═══
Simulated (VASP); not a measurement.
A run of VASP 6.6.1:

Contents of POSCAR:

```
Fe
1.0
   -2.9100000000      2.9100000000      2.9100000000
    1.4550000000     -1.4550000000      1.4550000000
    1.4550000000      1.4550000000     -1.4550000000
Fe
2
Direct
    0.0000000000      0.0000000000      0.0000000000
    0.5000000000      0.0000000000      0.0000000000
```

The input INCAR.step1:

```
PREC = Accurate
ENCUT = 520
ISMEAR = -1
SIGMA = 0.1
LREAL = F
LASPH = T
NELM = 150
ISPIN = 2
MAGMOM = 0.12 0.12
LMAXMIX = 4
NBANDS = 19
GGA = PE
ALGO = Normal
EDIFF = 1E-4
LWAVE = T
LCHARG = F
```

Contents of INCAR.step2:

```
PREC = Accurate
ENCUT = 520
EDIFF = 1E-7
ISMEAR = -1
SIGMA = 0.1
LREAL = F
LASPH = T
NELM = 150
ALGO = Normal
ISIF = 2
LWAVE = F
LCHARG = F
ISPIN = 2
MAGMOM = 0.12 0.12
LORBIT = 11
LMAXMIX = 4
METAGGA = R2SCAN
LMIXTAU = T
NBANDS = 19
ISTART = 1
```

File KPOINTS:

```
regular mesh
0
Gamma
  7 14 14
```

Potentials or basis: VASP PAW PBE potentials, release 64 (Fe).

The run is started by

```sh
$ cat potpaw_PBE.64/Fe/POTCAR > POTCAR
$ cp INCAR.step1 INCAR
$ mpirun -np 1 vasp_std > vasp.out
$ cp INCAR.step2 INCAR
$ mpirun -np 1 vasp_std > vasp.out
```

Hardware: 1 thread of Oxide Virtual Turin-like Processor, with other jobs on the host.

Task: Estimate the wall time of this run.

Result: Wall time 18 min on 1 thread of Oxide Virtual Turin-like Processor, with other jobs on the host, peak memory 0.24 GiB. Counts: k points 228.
═══

__WORK TASK__.
Everything from the first line above up to and including the line that contains "Task: Estimate the wall time of this run." should be printed exactly; please print only that.

__ANSWER SECTION__.
Simulated (VASP); not a measurement.
A run of VASP 6.6.1:

Contents of POSCAR:

```
Fe
1.0
   -2.9100000000      2.9100000000      2.9100000000
    1.4550000000     -1.4550000000      1.4550000000
    1.4550000000      1.4550000000     -1.4550000000
Fe
2
Direct
    0.0000000000      0.0000000000      0.0000000000
    0.5000000000      0.0000000000      0.0000000000
```

The input INCAR.step1:

```
PREC = Accurate
ENCUT = 520
ISMEAR = -1
SIGMA = 0.1
LREAL = F
LASPH = T
NELM = 150
ISPIN = 2
MAGMOM = 0.12 0.12
LMAXMIX = 4
NBANDS = 19
GGA = PE
ALGO = Normal
EDIFF = 1E-4
LWAVE = T
LCHARG = F
```

Contents of INCAR.step2:

```
PREC = Accurate
ENCUT = 520
EDIFF = 1E-7
ISMEAR = -1
SIGMA = 0.1
LREAL = F
LASPH = T
NELM = 150
ALGO = Normal
ISIF = 2
LWAVE = F
LCHARG = F
ISPIN = 2
MAGMOM = 0.12 0.12
LORBIT = 11
LMAXMIX = 4
METAGGA = R2SCAN
LMIXTAU = T
NBANDS = 19
ISTART = 1
```

File KPOINTS:

```
regular mesh
0
Gamma
  7 14 14
```

Potentials or basis: VASP PAW PBE potentials, release 64 (Fe).

The run is started by

```sh
$ cat potpaw_PBE.64/Fe/POTCAR > POTCAR
$ cp INCAR.step1 INCAR
$ mpirun -np 1 vasp_std > vasp.out
$ cp INCAR.step2 INCAR
$ mpirun -np 1 vasp_std > vasp.out
```

Hardware: 1 thread of Oxide Virtual Turin-like Processor, with other jobs on the host.

Task: Estimate the wall time of this run.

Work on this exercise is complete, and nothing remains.